# Work task
Write the records below out again. Match them exactly.

★ ★ ★ ★

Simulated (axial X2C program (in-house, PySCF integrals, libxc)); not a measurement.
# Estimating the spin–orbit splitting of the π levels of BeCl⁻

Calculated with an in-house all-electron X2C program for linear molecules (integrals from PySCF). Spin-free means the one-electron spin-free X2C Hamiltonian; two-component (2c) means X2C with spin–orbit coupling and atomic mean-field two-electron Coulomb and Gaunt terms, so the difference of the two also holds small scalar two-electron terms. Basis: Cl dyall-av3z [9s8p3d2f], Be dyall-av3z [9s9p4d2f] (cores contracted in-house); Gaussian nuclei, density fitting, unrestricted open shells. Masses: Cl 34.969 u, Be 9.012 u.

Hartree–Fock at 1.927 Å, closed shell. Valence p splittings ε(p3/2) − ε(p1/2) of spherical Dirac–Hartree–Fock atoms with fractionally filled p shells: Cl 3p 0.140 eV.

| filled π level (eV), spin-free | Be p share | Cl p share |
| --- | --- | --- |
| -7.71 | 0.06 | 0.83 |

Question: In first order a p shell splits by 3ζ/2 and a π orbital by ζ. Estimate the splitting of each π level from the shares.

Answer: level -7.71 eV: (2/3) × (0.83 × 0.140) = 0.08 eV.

★ ★ ★ ★

# Worked solution
Simulated (axial X2C program (in-house, PySCF integrals, libxc)); not a measurement.
# Estimating the spin–orbit splitting of the π levels of BeCl⁻

Calculated with an in-house all-electron X2C program for linear molecules (integrals from PySCF). Spin-free means the one-electron spin-free X2C Hamiltonian; two-component (2c) means X2C with spin–orbit coupling and atomic mean-field two-electron Coulomb and Gaunt terms, so the difference of the two also holds small scalar two-electron terms. Basis: Cl dyall-av3z [9s8p3d2f], Be dyall-av3z [9s9p4d2f] (cores contracted in-house); Gaussian nuclei, density fitting, unrestricted open shells. Masses: Cl 34.969 u, Be 9.012 u.

Hartree–Fock at 1.927 Å, closed shell. Valence p splittings ε(p3/2) − ε(p1/2) of spherical Dirac–Hartree–Fock atoms with fractionally filled p shells: Cl 3p 0.140 eV.

| filled π level (eV), spin-free | Be p share | Cl p share |
| --- | --- | --- |
| -7.71 | 0.06 | 0.83 |

Question: In first order a p shell splits by 3ζ/2 and a π orbital by ζ. Estimate the splitting of each π level from the shares.

Answer: level -7.71 eV: (2/3) × (0.83 × 0.140) = 0.08 eV.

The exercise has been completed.